*-*-*

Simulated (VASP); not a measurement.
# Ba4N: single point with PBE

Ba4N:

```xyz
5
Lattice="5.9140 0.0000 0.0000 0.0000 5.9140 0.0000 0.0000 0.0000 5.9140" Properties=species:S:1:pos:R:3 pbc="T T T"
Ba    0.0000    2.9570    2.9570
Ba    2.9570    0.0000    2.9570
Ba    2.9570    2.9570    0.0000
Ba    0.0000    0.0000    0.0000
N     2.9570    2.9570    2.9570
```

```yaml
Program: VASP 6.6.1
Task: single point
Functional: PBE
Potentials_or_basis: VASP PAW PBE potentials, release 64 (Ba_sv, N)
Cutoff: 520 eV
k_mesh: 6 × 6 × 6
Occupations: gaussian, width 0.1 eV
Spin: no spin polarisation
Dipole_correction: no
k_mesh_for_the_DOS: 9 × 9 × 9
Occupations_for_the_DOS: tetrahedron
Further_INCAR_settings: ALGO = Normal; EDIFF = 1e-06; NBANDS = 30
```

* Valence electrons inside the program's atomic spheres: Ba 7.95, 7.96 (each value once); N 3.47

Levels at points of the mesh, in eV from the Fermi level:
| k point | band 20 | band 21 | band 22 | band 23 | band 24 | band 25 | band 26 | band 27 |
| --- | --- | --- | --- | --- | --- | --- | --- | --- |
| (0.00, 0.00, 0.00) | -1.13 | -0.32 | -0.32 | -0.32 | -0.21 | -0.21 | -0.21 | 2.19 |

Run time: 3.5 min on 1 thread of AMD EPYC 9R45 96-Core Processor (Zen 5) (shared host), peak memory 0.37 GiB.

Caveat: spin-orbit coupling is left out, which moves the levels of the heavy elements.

*-*-*

Assigned task:
Nothing but an exact copy of the lines from the first one above through the line holding "Run time: 3.5" should be returned.

Your solution:
Simulated (VASP); not a measurement.
# Ba4N: single point with PBE

Ba4N:

```xyz
5
Lattice="5.9140 0.0000 0.0000 0.0000 5.9140 0.0000 0.0000 0.0000 5.9140" Properties=species:S:1:pos:R:3 pbc="T T T"
Ba    0.0000    2.9570    2.9570
Ba    2.9570    0.0000    2.9570
Ba    2.9570    2.9570    0.0000
Ba    0.0000    0.0000    0.0000
N     2.9570    2.9570    2.9570
```

```yaml
Program: VASP 6.6.1
Task: single point
Functional: PBE
Potentials_or_basis: VASP PAW PBE potentials, release 64 (Ba_sv, N)
Cutoff: 520 eV
k_mesh: 6 × 6 × 6
Occupations: gaussian, width 0.1 eV
Spin: no spin polarisation
Dipole_correction: no
k_mesh_for_the_DOS: 9 × 9 × 9
Occupations_for_the_DOS: tetrahedron
Further_INCAR_settings: ALGO = Normal; EDIFF = 1e-06; NBANDS = 30
```

* Valence electrons inside the program's atomic spheres: Ba 7.95, 7.96 (each value once); N 3.47

Levels at points of the mesh, in eV from the Fermi level:
| k point | band 20 | band 21 | band 22 | band 23 | band 24 | band 25 | band 26 | band 27 |
| --- | --- | --- | --- | --- | --- | --- | --- | --- |
| (0.00, 0.00, 0.00) | -1.13 | -0.32 | -0.32 | -0.32 | -0.21 | -0.21 | -0.21 | 2.19 |

Run time: 3.5 min on 1 thread of AMD EPYC 9R45 96-Core Processor (Zen 5) (shared host), peak memory 0.37 GiB.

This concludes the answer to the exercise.